**EXTRACTED INFORMATION**.
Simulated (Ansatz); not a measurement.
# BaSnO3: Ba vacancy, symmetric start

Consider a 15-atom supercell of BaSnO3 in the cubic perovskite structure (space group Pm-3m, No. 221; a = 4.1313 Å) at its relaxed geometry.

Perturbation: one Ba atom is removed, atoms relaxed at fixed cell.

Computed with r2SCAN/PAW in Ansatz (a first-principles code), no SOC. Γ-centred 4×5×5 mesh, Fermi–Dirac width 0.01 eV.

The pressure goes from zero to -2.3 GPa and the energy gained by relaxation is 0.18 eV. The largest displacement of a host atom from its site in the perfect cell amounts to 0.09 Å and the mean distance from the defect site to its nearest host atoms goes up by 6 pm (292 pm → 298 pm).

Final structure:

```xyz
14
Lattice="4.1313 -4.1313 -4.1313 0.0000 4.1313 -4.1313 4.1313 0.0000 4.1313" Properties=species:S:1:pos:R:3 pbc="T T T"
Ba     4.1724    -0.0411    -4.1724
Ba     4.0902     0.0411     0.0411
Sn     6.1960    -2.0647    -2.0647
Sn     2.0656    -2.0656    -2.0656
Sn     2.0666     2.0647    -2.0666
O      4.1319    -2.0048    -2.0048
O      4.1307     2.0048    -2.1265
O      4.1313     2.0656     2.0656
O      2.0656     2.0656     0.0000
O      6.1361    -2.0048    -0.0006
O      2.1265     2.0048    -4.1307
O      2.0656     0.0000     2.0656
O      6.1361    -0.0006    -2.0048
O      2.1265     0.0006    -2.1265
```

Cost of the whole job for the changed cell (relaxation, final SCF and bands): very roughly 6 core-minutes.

**BRIEF**. Write all the records out again. Nothing may differ from the original.

**RESPONSE AREA**.
Simulated (Ansatz); not a measurement.
# BaSnO3: Ba vacancy, symmetric start

Consider a 15-atom supercell of BaSnO3 in the cubic perovskite structure (space group Pm-3m, No. 221; a = 4.1313 Å) at its relaxed geometry.

Perturbation: one Ba atom is removed, atoms relaxed at fixed cell.

Computed with r2SCAN/PAW in Ansatz (a first-principles code), no SOC. Γ-centred 4×5×5 mesh, Fermi–Dirac width 0.01 eV.

The pressure goes from zero to -2.3 GPa and the energy gained by relaxation is 0.18 eV. The largest displacement of a host atom from its site in the perfect cell amounts to 0.09 Å and the mean distance from the defect site to its nearest host atoms goes up by 6 pm (292 pm → 298 pm).

Final structure:

```xyz
14
Lattice="4.1313 -4.1313 -4.1313 0.0000 4.1313 -4.1313 4.1313 0.0000 4.1313" Properties=species:S:1:pos:R:3 pbc="T T T"
Ba     4.1724    -0.0411    -4.1724
Ba     4.0902     0.0411     0.0411
Sn     6.1960    -2.0647    -2.0647
Sn     2.0656    -2.0656    -2.0656
Sn     2.0666     2.0647    -2.0666
O      4.1319    -2.0048    -2.0048
O      4.1307     2.0048    -2.1265
O      4.1313     2.0656     2.0656
O      2.0656     2.0656     0.0000
O      6.1361    -2.0048    -0.0006
O      2.1265     2.0048    -4.1307
O      2.0656     0.0000     2.0656
O      6.1361    -0.0006    -2.0048
O      2.1265     0.0006    -2.1265
```

Cost of the whole job for the changed cell (relaxation, final SCF and bands): very roughly 6 core-minutes.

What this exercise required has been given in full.